*****
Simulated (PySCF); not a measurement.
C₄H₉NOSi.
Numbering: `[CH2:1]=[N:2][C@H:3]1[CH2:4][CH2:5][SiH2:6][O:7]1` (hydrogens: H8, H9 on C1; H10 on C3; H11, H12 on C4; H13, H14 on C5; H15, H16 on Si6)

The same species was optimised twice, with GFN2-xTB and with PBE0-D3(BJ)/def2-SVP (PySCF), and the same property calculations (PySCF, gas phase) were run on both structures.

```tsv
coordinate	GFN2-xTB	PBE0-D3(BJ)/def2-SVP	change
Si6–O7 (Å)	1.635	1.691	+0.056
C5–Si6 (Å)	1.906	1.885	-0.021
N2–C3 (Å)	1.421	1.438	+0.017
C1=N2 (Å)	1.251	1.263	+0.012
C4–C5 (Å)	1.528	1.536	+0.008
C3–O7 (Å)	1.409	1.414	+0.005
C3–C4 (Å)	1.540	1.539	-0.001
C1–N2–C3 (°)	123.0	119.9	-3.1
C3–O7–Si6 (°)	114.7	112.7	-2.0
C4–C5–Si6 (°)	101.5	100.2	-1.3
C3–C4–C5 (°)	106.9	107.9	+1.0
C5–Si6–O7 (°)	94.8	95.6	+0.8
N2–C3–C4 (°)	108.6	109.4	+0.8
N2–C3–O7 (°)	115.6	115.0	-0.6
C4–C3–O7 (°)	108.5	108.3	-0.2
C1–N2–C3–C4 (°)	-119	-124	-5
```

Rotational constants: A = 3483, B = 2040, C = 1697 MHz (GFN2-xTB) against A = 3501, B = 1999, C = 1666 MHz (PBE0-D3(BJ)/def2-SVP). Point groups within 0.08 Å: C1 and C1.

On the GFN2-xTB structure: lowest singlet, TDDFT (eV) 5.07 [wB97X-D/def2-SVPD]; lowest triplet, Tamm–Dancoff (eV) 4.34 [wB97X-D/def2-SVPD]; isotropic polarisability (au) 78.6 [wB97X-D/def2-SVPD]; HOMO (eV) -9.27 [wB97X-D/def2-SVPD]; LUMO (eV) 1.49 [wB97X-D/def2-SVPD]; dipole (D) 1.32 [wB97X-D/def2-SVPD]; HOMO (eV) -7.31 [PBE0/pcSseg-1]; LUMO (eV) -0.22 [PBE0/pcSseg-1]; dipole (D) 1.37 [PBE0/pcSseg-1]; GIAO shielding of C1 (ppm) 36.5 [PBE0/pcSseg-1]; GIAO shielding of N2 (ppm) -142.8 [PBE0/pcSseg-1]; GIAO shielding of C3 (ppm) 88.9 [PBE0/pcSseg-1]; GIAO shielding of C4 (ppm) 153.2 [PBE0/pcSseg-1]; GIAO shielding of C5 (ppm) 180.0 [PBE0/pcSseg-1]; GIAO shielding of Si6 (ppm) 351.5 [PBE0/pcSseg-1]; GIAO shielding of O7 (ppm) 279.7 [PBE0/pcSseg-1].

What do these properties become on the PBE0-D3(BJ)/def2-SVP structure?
*****

- _Action item_: Write down exactly every line of the material above up to and including the line containing "Rotational constants: A".

- _Task answer_:
Simulated (PySCF); not a measurement.
C₄H₉NOSi.
Numbering: `[CH2:1]=[N:2][C@H:3]1[CH2:4][CH2:5][SiH2:6][O:7]1` (hydrogens: H8, H9 on C1; H10 on C3; H11, H12 on C4; H13, H14 on C5; H15, H16 on Si6)

The same species was optimised twice, with GFN2-xTB and with PBE0-D3(BJ)/def2-SVP (PySCF), and the same property calculations (PySCF, gas phase) were run on both structures.

```tsv
coordinate	GFN2-xTB	PBE0-D3(BJ)/def2-SVP	change
Si6–O7 (Å)	1.635	1.691	+0.056
C5–Si6 (Å)	1.906	1.885	-0.021
N2–C3 (Å)	1.421	1.438	+0.017
C1=N2 (Å)	1.251	1.263	+0.012
C4–C5 (Å)	1.528	1.536	+0.008
C3–O7 (Å)	1.409	1.414	+0.005
C3–C4 (Å)	1.540	1.539	-0.001
C1–N2–C3 (°)	123.0	119.9	-3.1
C3–O7–Si6 (°)	114.7	112.7	-2.0
C4–C5–Si6 (°)	101.5	100.2	-1.3
C3–C4–C5 (°)	106.9	107.9	+1.0
C5–Si6–O7 (°)	94.8	95.6	+0.8
N2–C3–C4 (°)	108.6	109.4	+0.8
N2–C3–O7 (°)	115.6	115.0	-0.6
C4–C3–O7 (°)	108.5	108.3	-0.2
C1–N2–C3–C4 (°)	-119	-124	-5
```

Rotational constants: A = 3483, B = 2040, C = 1697 MHz (GFN2-xTB) against A = 3501, B = 1999, C = 1666 MHz (PBE0-D3(BJ)/def2-SVP). Point groups within 0.08 Å: C1 and C1.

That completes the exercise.